Required action
Return the listing beneath precisely, with every line intact.

Dataset
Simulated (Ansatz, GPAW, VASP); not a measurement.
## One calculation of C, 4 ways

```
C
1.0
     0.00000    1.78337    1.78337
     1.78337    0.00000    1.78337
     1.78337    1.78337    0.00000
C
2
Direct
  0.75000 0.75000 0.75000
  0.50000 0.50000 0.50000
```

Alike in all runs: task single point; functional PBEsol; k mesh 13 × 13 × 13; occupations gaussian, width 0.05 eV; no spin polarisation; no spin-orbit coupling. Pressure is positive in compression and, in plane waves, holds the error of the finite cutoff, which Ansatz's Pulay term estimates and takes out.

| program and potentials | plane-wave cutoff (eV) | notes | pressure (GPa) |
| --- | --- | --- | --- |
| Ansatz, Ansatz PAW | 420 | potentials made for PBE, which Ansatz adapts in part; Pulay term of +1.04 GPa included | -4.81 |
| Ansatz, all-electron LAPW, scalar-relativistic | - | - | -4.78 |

Solution
Simulated (Ansatz, GPAW, VASP); not a measurement.
## One calculation of C, 4 ways

```
C
1.0
     0.00000    1.78337    1.78337
     1.78337    0.00000    1.78337
     1.78337    1.78337    0.00000
C
2
Direct
  0.75000 0.75000 0.75000
  0.50000 0.50000 0.50000
```

Alike in all runs: task single point; functional PBEsol; k mesh 13 × 13 × 13; occupations gaussian, width 0.05 eV; no spin polarisation; no spin-orbit coupling. Pressure is positive in compression and, in plane waves, holds the error of the finite cutoff, which Ansatz's Pulay term estimates and takes out.

| program and potentials | plane-wave cutoff (eV) | notes | pressure (GPa) |
| --- | --- | --- | --- |
| Ansatz, Ansatz PAW | 420 | potentials made for PBE, which Ansatz adapts in part; Pulay term of +1.04 GPa included | -4.81 |
| Ansatz, all-electron LAPW, scalar-relativistic | - | - | -4.78 |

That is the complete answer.